■ **Dataset content**
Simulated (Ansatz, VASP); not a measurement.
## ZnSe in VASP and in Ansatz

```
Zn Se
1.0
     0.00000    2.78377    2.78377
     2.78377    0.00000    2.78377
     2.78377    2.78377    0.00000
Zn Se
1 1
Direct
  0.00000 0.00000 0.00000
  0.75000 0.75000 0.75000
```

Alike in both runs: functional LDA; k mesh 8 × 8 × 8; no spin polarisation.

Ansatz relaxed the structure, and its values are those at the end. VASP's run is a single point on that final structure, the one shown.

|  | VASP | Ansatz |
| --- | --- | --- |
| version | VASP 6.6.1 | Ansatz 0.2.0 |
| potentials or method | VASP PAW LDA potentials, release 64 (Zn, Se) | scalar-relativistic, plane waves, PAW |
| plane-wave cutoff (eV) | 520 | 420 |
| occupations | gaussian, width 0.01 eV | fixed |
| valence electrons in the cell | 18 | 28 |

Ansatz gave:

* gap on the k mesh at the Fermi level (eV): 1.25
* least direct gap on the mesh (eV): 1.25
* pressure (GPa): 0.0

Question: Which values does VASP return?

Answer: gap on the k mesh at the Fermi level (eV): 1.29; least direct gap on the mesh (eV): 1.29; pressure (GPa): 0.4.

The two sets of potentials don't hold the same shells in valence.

■ **Task item**
Only the lines from the start of the material through the line containing "Answer: gap on" should be repeated, and they should be repeated exactly.

■ **Answer space**
Simulated (Ansatz, VASP); not a measurement.
## ZnSe in VASP and in Ansatz

```
Zn Se
1.0
     0.00000    2.78377    2.78377
     2.78377    0.00000    2.78377
     2.78377    2.78377    0.00000
Zn Se
1 1
Direct
  0.00000 0.00000 0.00000
  0.75000 0.75000 0.75000
```

Alike in both runs: functional LDA; k mesh 8 × 8 × 8; no spin polarisation.

Ansatz relaxed the structure, and its values are those at the end. VASP's run is a single point on that final structure, the one shown.

|  | VASP | Ansatz |
| --- | --- | --- |
| version | VASP 6.6.1 | Ansatz 0.2.0 |
| potentials or method | VASP PAW LDA potentials, release 64 (Zn, Se) | scalar-relativistic, plane waves, PAW |
| plane-wave cutoff (eV) | 520 | 420 |
| occupations | gaussian, width 0.01 eV | fixed |
| valence electrons in the cell | 18 | 28 |

Ansatz gave:

* gap on the k mesh at the Fermi level (eV): 1.25
* least direct gap on the mesh (eV): 1.25
* pressure (GPa): 0.0

Question: Which values does VASP return?

Answer: gap on the k mesh at the Fermi level (eV): 1.29; least direct gap on the mesh (eV): 1.29; pressure (GPa): 0.4.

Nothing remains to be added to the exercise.